-- Required action --
Please write the data out once more, exactly as it is given.

Information shown below:

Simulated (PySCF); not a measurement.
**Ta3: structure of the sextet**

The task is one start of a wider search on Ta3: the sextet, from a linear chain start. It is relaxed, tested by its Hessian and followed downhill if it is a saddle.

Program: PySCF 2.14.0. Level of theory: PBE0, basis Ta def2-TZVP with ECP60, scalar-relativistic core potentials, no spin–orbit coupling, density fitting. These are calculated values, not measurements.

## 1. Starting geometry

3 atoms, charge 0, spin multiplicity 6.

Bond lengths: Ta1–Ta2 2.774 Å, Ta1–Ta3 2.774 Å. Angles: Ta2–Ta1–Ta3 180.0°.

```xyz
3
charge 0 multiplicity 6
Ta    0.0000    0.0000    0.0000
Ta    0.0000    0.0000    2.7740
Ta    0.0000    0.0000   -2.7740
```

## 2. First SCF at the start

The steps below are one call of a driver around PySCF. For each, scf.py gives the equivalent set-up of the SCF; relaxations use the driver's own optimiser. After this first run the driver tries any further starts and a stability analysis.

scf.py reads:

End of Information shown.

-- Written answer --
Simulated (PySCF); not a measurement.
**Ta3: structure of the sextet**

The task is one start of a wider search on Ta3: the sextet, from a linear chain start. It is relaxed, tested by its Hessian and followed downhill if it is a saddle.

Program: PySCF 2.14.0. Level of theory: PBE0, basis Ta def2-TZVP with ECP60, scalar-relativistic core potentials, no spin–orbit coupling, density fitting. These are calculated values, not measurements.

## 1. Starting geometry

3 atoms, charge 0, spin multiplicity 6.

Bond lengths: Ta1–Ta2 2.774 Å, Ta1–Ta3 2.774 Å. Angles: Ta2–Ta1–Ta3 180.0°.

```xyz
3
charge 0 multiplicity 6
Ta    0.0000    0.0000    0.0000
Ta    0.0000    0.0000    2.7740
Ta    0.0000    0.0000   -2.7740
```

## 2. First SCF at the start

The steps below are one call of a driver around PySCF. For each, scf.py gives the equivalent set-up of the SCF; relaxations use the driver's own optimiser. After this first run the driver tries any further starts and a stability analysis.

scf.py reads:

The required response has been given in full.